*ACTION ITEM*
Output all of the material exactly; leave out no line.

*DATASET CONTENT*
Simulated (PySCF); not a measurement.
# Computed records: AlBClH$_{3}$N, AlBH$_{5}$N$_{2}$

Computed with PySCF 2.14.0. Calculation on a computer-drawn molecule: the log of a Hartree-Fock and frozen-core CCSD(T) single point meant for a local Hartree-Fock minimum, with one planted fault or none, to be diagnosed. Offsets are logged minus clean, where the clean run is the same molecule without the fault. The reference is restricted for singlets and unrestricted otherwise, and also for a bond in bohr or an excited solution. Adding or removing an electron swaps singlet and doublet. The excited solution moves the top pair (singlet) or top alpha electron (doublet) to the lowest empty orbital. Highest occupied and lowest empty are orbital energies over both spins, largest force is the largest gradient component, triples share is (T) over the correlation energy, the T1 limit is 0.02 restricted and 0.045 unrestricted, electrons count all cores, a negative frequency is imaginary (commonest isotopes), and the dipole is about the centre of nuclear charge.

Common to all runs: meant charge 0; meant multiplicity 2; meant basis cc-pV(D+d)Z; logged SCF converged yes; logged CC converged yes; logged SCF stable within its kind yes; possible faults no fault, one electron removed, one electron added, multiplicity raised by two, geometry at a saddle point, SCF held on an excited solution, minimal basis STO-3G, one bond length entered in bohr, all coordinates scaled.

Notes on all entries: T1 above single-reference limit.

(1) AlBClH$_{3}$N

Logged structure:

*RESPONSE AREA*
Simulated (PySCF); not a measurement.
# Computed records: AlBClH$_{3}$N, AlBH$_{5}$N$_{2}$

Computed with PySCF 2.14.0. Calculation on a computer-drawn molecule: the log of a Hartree-Fock and frozen-core CCSD(T) single point meant for a local Hartree-Fock minimum, with one planted fault or none, to be diagnosed. Offsets are logged minus clean, where the clean run is the same molecule without the fault. The reference is restricted for singlets and unrestricted otherwise, and also for a bond in bohr or an excited solution. Adding or removing an electron swaps singlet and doublet. The excited solution moves the top pair (singlet) or top alpha electron (doublet) to the lowest empty orbital. Highest occupied and lowest empty are orbital energies over both spins, largest force is the largest gradient component, triples share is (T) over the correlation energy, the T1 limit is 0.02 restricted and 0.045 unrestricted, electrons count all cores, a negative frequency is imaginary (commonest isotopes), and the dipole is about the centre of nuclear charge.

Common to all runs: meant charge 0; meant multiplicity 2; meant basis cc-pV(D+d)Z; logged SCF converged yes; logged CC converged yes; logged SCF stable within its kind yes; possible faults no fault, one electron removed, one electron added, multiplicity raised by two, geometry at a saddle point, SCF held on an excited solution, minimal basis STO-3G, one bond length entered in bohr, all coordinates scaled.

Notes on all entries: T1 above single-reference limit.

(1) AlBClH$_{3}$N

Logged structure:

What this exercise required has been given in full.